BRIEF – Each line of the material should be output exactly as shown.

EXTRACTED MATERIAL –
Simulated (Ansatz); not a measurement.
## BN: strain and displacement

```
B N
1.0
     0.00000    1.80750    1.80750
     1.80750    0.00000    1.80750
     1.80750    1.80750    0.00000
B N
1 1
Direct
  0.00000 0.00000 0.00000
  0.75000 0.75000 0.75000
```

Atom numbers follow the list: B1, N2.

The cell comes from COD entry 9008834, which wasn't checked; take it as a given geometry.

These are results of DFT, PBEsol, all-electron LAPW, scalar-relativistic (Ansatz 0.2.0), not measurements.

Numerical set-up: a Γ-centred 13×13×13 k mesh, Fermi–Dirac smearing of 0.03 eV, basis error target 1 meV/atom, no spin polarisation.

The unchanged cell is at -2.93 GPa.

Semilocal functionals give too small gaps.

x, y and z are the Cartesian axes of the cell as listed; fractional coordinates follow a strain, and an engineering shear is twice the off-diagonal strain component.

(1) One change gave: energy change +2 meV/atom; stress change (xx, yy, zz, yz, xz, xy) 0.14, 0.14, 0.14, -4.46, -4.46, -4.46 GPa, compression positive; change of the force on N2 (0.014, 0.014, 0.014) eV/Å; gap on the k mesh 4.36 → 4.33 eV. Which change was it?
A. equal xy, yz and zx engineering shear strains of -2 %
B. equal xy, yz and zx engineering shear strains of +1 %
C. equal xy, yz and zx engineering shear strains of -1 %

RESPONSE –
Simulated (Ansatz); not a measurement.
## BN: strain and displacement

```
B N
1.0
     0.00000    1.80750    1.80750
     1.80750    0.00000    1.80750
     1.80750    1.80750    0.00000
B N
1 1
Direct
  0.00000 0.00000 0.00000
  0.75000 0.75000 0.75000
```

Atom numbers follow the list: B1, N2.

The cell comes from COD entry 9008834, which wasn't checked; take it as a given geometry.

These are results of DFT, PBEsol, all-electron LAPW, scalar-relativistic (Ansatz 0.2.0), not measurements.

Numerical set-up: a Γ-centred 13×13×13 k mesh, Fermi–Dirac smearing of 0.03 eV, basis error target 1 meV/atom, no spin polarisation.

The unchanged cell is at -2.93 GPa.

Semilocal functionals give too small gaps.

x, y and z are the Cartesian axes of the cell as listed; fractional coordinates follow a strain, and an engineering shear is twice the off-diagonal strain component.

(1) One change gave: energy change +2 meV/atom; stress change (xx, yy, zz, yz, xz, xy) 0.14, 0.14, 0.14, -4.46, -4.46, -4.46 GPa, compression positive; change of the force on N2 (0.014, 0.014, 0.014) eV/Å; gap on the k mesh 4.36 → 4.33 eV. Which change was it?
A. equal xy, yz and zx engineering shear strains of -2 %
B. equal xy, yz and zx engineering shear strains of +1 %
C. equal xy, yz and zx engineering shear strains of -1 %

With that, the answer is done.